· · ·

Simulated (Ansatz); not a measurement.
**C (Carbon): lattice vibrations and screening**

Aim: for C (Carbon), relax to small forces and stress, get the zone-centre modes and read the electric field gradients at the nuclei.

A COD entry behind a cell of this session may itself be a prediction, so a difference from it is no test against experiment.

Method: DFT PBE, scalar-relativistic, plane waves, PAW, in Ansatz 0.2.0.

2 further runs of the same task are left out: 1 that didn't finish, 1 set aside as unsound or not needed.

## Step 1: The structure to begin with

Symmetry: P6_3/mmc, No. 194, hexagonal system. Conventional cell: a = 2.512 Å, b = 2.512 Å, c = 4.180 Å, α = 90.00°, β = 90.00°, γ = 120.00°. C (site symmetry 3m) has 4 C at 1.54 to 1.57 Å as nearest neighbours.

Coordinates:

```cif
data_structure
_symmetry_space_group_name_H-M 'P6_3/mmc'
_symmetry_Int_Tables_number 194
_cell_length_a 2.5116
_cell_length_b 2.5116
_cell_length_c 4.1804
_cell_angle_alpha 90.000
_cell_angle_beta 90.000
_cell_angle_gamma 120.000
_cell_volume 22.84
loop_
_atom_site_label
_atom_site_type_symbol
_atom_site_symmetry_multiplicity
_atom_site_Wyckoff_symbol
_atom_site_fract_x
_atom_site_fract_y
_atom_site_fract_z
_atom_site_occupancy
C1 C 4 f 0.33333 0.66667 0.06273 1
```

· · ·

§ **TASK ITEM**
Copy the data above in full, character for character.

§ **EXERCISE ANSWER**
Simulated (Ansatz); not a measurement.
**C (Carbon): lattice vibrations and screening**

Aim: for C (Carbon), relax to small forces and stress, get the zone-centre modes and read the electric field gradients at the nuclei.

A COD entry behind a cell of this session may itself be a prediction, so a difference from it is no test against experiment.

Method: DFT PBE, scalar-relativistic, plane waves, PAW, in Ansatz 0.2.0.

2 further runs of the same task are left out: 1 that didn't finish, 1 set aside as unsound or not needed.

## Step 1: The structure to begin with

Symmetry: P6_3/mmc, No. 194, hexagonal system. Conventional cell: a = 2.512 Å, b = 2.512 Å, c = 4.180 Å, α = 90.00°, β = 90.00°, γ = 120.00°. C (site symmetry 3m) has 4 C at 1.54 to 1.57 Å as nearest neighbours.

Coordinates:

```cif
data_structure
_symmetry_space_group_name_H-M 'P6_3/mmc'
_symmetry_Int_Tables_number 194
_cell_length_a 2.5116
_cell_length_b 2.5116
_cell_length_c 4.1804
_cell_angle_alpha 90.000
_cell_angle_beta 90.000
_cell_angle_gamma 120.000
_cell_volume 22.84
loop_
_atom_site_label
_atom_site_type_symbol
_atom_site_symmetry_multiplicity
_atom_site_Wyckoff_symbol
_atom_site_fract_x
_atom_site_fract_y
_atom_site_fract_z
_atom_site_occupancy
C1 C 4 f 0.33333 0.66667 0.06273 1
```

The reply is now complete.